------

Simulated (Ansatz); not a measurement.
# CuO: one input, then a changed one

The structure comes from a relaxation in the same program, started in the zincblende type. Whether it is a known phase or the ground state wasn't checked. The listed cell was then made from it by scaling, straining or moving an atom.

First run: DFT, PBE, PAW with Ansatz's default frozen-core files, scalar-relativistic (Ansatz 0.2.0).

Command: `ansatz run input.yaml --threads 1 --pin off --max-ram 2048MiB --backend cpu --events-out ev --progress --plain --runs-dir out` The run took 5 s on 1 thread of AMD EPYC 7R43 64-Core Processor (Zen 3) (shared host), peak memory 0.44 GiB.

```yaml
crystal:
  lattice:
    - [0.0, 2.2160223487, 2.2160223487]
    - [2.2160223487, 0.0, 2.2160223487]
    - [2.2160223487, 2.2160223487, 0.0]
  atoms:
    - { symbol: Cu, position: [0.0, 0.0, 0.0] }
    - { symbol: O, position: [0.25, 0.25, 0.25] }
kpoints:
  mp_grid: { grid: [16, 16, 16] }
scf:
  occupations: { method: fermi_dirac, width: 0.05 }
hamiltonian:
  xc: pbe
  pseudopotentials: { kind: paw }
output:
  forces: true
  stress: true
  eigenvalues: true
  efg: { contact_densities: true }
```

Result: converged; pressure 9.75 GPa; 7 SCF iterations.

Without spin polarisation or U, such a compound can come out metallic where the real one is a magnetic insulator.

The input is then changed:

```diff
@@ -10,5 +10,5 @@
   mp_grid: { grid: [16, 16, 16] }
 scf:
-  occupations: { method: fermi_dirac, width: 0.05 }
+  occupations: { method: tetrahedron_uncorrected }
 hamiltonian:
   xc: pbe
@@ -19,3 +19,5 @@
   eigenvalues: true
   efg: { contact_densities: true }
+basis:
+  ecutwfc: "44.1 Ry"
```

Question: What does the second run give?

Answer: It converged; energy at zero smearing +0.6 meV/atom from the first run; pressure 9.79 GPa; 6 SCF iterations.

------

Would you retype exactly the lines above, from the line with "The input is" to the line with "Question: What does the second run give?", with both end lines kept and nothing more?

__Response area__:
The input is then changed:

```diff
@@ -10,5 +10,5 @@
   mp_grid: { grid: [16, 16, 16] }
 scf:
-  occupations: { method: fermi_dirac, width: 0.05 }
+  occupations: { method: tetrahedron_uncorrected }
 hamiltonian:
   xc: pbe
@@ -19,3 +19,5 @@
   eigenvalues: true
   efg: { contact_densities: true }
+basis:
+  ecutwfc: "44.1 Ry"
```

Question: What does the second run give?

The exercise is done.